## [Material supplied]

************

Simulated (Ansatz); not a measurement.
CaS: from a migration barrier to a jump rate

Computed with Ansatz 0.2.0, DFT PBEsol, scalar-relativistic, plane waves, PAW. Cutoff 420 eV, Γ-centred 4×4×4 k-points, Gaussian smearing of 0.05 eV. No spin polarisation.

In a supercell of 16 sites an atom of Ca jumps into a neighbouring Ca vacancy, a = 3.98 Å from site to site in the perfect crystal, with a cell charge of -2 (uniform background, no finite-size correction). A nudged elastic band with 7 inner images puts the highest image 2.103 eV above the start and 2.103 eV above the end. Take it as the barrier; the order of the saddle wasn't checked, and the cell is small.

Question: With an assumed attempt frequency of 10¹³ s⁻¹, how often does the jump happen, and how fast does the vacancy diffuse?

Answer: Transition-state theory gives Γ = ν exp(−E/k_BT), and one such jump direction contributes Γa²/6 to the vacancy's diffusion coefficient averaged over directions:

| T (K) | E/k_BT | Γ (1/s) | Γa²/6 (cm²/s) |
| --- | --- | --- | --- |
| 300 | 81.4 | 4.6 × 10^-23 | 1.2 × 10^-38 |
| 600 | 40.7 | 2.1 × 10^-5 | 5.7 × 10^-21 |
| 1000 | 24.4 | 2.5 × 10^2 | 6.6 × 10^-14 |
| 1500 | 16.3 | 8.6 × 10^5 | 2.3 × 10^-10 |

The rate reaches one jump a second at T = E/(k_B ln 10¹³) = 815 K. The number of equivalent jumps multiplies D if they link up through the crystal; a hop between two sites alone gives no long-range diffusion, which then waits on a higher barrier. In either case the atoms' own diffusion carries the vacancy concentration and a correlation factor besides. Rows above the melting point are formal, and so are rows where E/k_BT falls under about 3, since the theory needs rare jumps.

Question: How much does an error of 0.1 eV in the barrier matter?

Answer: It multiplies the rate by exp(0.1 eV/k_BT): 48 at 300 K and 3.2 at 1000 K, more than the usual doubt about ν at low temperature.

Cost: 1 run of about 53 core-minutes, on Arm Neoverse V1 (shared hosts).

************

## [Work instruction]
In the material above, transcribe exactly the lines beginning at the one with "Answer: Transition-state theory" and ending at the one with "1.2 × 10^-38 |", both included.

## [Answer area]
Answer: Transition-state theory gives Γ = ν exp(−E/k_BT), and one such jump direction contributes Γa²/6 to the vacancy's diffusion coefficient averaged over directions:

| T (K) | E/k_BT | Γ (1/s) | Γa²/6 (cm²/s) |
| --- | --- | --- | --- |
| 300 | 81.4 | 4.6 × 10^-23 | 1.2 × 10^-38 |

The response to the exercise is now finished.